## WORK INSTRUCTION:
Lines from the beginning of the data below through the one containing "ferromagnetic start |" are to be printed exactly as they appear.

--- DATA LISTING Enclosed Below ---

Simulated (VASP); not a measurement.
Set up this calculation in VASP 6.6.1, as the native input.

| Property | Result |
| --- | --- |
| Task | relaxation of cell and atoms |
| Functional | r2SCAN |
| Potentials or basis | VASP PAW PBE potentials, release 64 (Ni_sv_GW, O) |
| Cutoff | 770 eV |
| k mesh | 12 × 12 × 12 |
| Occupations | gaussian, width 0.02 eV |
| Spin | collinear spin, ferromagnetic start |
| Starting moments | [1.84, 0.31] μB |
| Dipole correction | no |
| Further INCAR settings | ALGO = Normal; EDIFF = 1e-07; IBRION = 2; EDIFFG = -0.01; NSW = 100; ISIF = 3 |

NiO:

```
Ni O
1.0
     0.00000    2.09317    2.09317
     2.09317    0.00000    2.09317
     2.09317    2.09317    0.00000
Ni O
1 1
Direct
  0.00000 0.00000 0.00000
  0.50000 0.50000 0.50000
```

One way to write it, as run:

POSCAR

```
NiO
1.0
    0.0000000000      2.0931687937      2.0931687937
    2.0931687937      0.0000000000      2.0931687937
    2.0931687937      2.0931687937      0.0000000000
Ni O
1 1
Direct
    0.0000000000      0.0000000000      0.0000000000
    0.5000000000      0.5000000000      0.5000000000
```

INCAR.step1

--- End of Enclosed DATA LISTING ---

## SOLUTION:
Simulated (VASP); not a measurement.
Set up this calculation in VASP 6.6.1, as the native input.

| Property | Result |
| --- | --- |
| Task | relaxation of cell and atoms |
| Functional | r2SCAN |
| Potentials or basis | VASP PAW PBE potentials, release 64 (Ni_sv_GW, O) |
| Cutoff | 770 eV |
| k mesh | 12 × 12 × 12 |
| Occupations | gaussian, width 0.02 eV |
| Spin | collinear spin, ferromagnetic start |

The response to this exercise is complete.